[Opening Extracted data section]

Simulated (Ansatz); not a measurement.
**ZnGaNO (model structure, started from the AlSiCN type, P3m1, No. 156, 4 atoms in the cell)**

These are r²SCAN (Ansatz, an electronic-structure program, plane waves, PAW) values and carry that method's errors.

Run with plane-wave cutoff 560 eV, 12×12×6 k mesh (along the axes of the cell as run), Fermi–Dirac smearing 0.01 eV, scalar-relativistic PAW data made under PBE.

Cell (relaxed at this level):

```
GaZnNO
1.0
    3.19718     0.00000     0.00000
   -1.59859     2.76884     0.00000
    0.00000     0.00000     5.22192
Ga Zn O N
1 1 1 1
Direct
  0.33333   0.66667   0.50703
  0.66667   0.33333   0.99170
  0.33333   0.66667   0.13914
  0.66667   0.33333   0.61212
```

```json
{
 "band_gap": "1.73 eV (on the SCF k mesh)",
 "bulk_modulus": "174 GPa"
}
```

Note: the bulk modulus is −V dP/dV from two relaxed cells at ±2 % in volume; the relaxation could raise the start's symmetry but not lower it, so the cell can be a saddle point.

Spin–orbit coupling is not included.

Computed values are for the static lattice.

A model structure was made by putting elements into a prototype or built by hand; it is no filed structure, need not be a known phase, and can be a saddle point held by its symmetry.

[Closing Extracted data section]

- Work request
Reproduce exactly the lines from the beginning of the entries above up to and including the line that contains "Computed values are for the static lattice.".

- Answer area
Simulated (Ansatz); not a measurement.
**ZnGaNO (model structure, started from the AlSiCN type, P3m1, No. 156, 4 atoms in the cell)**

These are r²SCAN (Ansatz, an electronic-structure program, plane waves, PAW) values and carry that method's errors.

Run with plane-wave cutoff 560 eV, 12×12×6 k mesh (along the axes of the cell as run), Fermi–Dirac smearing 0.01 eV, scalar-relativistic PAW data made under PBE.

Cell (relaxed at this level):

```
GaZnNO
1.0
    3.19718     0.00000     0.00000
   -1.59859     2.76884     0.00000
    0.00000     0.00000     5.22192
Ga Zn O N
1 1 1 1
Direct
  0.33333   0.66667   0.50703
  0.66667   0.33333   0.99170
  0.33333   0.66667   0.13914
  0.66667   0.33333   0.61212
```

```json
{
 "band_gap": "1.73 eV (on the SCF k mesh)",
 "bulk_modulus": "174 GPa"
}
```

Note: the bulk modulus is −V dP/dV from two relaxed cells at ±2 % in volume; the relaxation could raise the start's symmetry but not lower it, so the cell can be a saddle point.

Spin–orbit coupling is not included.

Computed values are for the static lattice.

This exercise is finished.